*Task item*.
Every line of the data below should be printed exactly. Nothing may be dropped.

---------- Data for review ----------

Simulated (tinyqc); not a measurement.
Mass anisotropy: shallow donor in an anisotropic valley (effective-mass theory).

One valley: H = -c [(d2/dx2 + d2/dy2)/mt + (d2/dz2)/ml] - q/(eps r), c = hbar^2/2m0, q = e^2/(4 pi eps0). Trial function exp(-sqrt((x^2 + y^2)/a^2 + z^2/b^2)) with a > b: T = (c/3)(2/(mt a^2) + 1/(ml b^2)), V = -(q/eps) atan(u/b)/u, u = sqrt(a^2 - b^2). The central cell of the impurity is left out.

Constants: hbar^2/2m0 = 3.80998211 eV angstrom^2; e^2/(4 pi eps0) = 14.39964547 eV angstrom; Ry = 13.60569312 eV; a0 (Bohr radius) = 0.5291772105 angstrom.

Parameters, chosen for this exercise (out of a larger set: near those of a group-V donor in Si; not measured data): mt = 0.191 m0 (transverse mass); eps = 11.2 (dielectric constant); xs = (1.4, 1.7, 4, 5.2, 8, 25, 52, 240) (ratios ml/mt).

----------

*Written response*.
Simulated (tinyqc); not a measurement.
Mass anisotropy: shallow donor in an anisotropic valley (effective-mass theory).

One valley: H = -c [(d2/dx2 + d2/dy2)/mt + (d2/dz2)/ml] - q/(eps r), c = hbar^2/2m0, q = e^2/(4 pi eps0). Trial function exp(-sqrt((x^2 + y^2)/a^2 + z^2/b^2)) with a > b: T = (c/3)(2/(mt a^2) + 1/(ml b^2)), V = -(q/eps) atan(u/b)/u, u = sqrt(a^2 - b^2). The central cell of the impurity is left out.

Constants: hbar^2/2m0 = 3.80998211 eV angstrom^2; e^2/(4 pi eps0) = 14.39964547 eV angstrom; Ry = 13.60569312 eV; a0 (Bohr radius) = 0.5291772105 angstrom.

Parameters, chosen for this exercise (out of a larger set: near those of a group-V donor in Si; not measured data): mt = 0.191 m0 (transverse mass); eps = 11.2 (dielectric constant); xs = (1.4, 1.7, 4, 5.2, 8, 25, 52, 240) (ratios ml/mt).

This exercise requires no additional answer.